REQUIRED ACTION — For the entries that follow, restate word for word the line containing "The run took", the line containing "Describe these excited states.", and every line that lies between them.

DATASET ENTRIES —
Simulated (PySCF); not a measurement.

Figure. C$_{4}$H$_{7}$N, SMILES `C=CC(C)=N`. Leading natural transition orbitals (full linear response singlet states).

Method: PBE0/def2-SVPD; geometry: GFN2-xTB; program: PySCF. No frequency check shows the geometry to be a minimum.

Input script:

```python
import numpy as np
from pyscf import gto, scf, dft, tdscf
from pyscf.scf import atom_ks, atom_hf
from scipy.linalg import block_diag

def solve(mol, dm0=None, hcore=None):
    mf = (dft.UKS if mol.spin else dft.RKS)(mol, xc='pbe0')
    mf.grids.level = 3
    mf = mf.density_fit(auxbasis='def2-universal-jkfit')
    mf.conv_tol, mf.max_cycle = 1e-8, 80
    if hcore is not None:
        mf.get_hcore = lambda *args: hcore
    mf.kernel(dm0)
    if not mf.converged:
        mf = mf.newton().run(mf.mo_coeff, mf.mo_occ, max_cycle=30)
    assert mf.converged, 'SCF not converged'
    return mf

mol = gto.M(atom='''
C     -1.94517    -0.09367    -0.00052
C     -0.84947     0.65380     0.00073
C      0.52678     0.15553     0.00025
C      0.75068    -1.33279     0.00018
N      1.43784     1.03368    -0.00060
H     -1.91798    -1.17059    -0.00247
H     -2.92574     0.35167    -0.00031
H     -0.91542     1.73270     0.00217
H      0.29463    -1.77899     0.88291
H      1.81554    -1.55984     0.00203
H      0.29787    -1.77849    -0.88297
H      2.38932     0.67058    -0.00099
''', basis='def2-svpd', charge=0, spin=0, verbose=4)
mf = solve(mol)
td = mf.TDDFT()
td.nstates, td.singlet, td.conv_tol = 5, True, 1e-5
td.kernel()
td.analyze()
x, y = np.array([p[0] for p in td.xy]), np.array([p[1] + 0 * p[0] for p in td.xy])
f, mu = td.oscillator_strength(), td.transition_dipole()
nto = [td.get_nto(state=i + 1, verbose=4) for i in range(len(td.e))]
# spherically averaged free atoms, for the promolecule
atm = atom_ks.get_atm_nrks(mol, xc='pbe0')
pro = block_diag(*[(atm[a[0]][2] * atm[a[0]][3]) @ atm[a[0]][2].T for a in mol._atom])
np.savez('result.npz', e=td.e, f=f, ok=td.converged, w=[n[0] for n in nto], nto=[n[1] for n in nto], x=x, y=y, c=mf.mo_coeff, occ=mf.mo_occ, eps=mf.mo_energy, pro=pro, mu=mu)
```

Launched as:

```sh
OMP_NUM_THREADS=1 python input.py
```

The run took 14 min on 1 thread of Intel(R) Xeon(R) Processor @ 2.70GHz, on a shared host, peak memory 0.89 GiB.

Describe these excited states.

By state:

RESPONSE AREA —
The run took 14 min on 1 thread of Intel(R) Xeon(R) Processor @ 2.70GHz, on a shared host, peak memory 0.89 GiB.

Describe these excited states.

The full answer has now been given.